═══ DATA FOR REVIEW
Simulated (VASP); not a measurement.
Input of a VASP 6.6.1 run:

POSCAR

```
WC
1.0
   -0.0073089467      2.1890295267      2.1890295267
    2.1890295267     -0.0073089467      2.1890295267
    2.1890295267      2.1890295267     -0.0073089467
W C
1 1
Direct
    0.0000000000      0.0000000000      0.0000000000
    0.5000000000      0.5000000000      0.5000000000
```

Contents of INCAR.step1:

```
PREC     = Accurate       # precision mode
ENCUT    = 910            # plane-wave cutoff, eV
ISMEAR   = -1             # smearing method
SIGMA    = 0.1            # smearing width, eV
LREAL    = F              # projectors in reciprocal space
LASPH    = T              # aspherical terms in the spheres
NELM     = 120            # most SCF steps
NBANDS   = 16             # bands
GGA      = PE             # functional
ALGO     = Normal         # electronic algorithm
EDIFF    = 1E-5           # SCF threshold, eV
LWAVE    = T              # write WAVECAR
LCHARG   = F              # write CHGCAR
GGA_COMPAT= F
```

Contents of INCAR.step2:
══════

WORK TASK — The answer must be every record above, repeated exactly as written.

YOUR RESPONSE —
Simulated (VASP); not a measurement.
Input of a VASP 6.6.1 run:

POSCAR

```
WC
1.0
   -0.0073089467      2.1890295267      2.1890295267
    2.1890295267     -0.0073089467      2.1890295267
    2.1890295267      2.1890295267     -0.0073089467
W C
1 1
Direct
    0.0000000000      0.0000000000      0.0000000000
    0.5000000000      0.5000000000      0.5000000000
```

Contents of INCAR.step1:

```
PREC     = Accurate       # precision mode
ENCUT    = 910            # plane-wave cutoff, eV
ISMEAR   = -1             # smearing method
SIGMA    = 0.1            # smearing width, eV
LREAL    = F              # projectors in reciprocal space
LASPH    = T              # aspherical terms in the spheres
NELM     = 120            # most SCF steps
NBANDS   = 16             # bands
GGA      = PE             # functional
ALGO     = Normal         # electronic algorithm
EDIFF    = 1E-5           # SCF threshold, eV
LWAVE    = T              # write WAVECAR
LCHARG   = F              # write CHGCAR
GGA_COMPAT= F
```

Contents of INCAR.step2:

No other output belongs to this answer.